## WORK REQUEST
In the entries that follow, the first line to write out is the one containing "Task: What does it give for the band", and the last is the one containing "Result: 3.5 GPa.". Reproduce that stretch exactly, with nothing before or after it.

====== RECORD SET

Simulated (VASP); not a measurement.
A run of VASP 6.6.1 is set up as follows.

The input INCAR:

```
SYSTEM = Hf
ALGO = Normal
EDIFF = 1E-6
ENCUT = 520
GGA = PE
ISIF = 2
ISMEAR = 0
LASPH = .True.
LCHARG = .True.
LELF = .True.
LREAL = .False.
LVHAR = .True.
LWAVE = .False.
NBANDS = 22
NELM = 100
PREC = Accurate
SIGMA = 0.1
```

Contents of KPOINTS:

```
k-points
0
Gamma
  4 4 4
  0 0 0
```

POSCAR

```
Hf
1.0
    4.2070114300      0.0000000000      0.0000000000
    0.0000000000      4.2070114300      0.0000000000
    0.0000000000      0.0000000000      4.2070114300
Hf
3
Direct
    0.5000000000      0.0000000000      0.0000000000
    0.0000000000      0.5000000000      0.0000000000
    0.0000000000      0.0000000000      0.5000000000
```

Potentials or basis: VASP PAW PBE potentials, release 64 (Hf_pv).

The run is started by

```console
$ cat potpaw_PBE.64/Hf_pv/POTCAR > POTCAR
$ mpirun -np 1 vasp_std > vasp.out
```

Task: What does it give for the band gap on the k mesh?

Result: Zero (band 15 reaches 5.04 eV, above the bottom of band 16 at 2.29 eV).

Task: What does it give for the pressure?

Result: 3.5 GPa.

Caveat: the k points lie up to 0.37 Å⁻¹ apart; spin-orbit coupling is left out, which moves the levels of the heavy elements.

============

## EXERCISE RESULT
Task: What does it give for the band gap on the k mesh?

Result: Zero (band 15 reaches 5.04 eV, above the bottom of band 16 at 2.29 eV).

Task: What does it give for the pressure?

Result: 3.5 GPa.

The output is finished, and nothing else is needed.